■ **Task item**
Starting at the first line of the entries below, output every line exactly, up to and including the line with "memory 0.13 GiB.".

■ **Data extracts**
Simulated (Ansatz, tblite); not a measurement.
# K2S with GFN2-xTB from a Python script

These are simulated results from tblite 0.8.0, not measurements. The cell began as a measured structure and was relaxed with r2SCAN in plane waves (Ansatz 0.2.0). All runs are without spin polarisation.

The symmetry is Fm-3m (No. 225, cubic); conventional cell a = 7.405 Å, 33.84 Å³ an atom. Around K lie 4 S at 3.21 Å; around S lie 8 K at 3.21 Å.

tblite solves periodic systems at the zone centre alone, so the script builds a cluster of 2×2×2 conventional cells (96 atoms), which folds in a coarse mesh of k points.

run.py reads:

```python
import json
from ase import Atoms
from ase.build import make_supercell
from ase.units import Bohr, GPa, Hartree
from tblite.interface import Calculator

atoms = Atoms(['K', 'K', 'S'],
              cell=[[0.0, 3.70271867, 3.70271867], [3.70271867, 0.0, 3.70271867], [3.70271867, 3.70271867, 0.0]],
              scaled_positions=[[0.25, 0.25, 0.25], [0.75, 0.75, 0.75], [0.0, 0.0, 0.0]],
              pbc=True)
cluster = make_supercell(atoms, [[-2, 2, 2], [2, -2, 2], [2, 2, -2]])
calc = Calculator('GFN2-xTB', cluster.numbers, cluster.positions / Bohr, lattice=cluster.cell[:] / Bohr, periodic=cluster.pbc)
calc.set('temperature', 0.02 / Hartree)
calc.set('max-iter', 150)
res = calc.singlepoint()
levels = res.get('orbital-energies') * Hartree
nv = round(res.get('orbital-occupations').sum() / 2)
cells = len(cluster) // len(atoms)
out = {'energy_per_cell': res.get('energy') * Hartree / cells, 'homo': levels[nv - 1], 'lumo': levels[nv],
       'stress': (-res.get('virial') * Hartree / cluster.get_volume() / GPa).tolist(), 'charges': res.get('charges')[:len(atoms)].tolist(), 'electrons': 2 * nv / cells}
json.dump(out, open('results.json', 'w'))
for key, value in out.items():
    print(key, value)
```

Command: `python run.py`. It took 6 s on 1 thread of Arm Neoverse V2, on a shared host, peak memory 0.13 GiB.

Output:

■ **Written answer**
Simulated (Ansatz, tblite); not a measurement.
# K2S with GFN2-xTB from a Python script

These are simulated results from tblite 0.8.0, not measurements. The cell began as a measured structure and was relaxed with r2SCAN in plane waves (Ansatz 0.2.0). All runs are without spin polarisation.

The symmetry is Fm-3m (No. 225, cubic); conventional cell a = 7.405 Å, 33.84 Å³ an atom. Around K lie 4 S at 3.21 Å; around S lie 8 K at 3.21 Å.

tblite solves periodic systems at the zone centre alone, so the script builds a cluster of 2×2×2 conventional cells (96 atoms), which folds in a coarse mesh of k points.

run.py reads:

```python
import json
from ase import Atoms
from ase.build import make_supercell
from ase.units import Bohr, GPa, Hartree
from tblite.interface import Calculator

atoms = Atoms(['K', 'K', 'S'],
              cell=[[0.0, 3.70271867, 3.70271867], [3.70271867, 0.0, 3.70271867], [3.70271867, 3.70271867, 0.0]],
              scaled_positions=[[0.25, 0.25, 0.25], [0.75, 0.75, 0.75], [0.0, 0.0, 0.0]],
              pbc=True)
cluster = make_supercell(atoms, [[-2, 2, 2], [2, -2, 2], [2, 2, -2]])
calc = Calculator('GFN2-xTB', cluster.numbers, cluster.positions / Bohr, lattice=cluster.cell[:] / Bohr, periodic=cluster.pbc)
calc.set('temperature', 0.02 / Hartree)
calc.set('max-iter', 150)
res = calc.singlepoint()
levels = res.get('orbital-energies') * Hartree
nv = round(res.get('orbital-occupations').sum() / 2)
cells = len(cluster) // len(atoms)
out = {'energy_per_cell': res.get('energy') * Hartree / cells, 'homo': levels[nv - 1], 'lumo': levels[nv],
       'stress': (-res.get('virial') * Hartree / cluster.get_volume() / GPa).tolist(), 'charges': res.get('charges')[:len(atoms)].tolist(), 'electrons': 2 * nv / cells}
json.dump(out, open('results.json', 'w'))
for key, value in out.items():
    print(key, value)
```

Command: `python run.py`. It took 6 s on 1 thread of Arm Neoverse V2, on a shared host, peak memory 0.13 GiB.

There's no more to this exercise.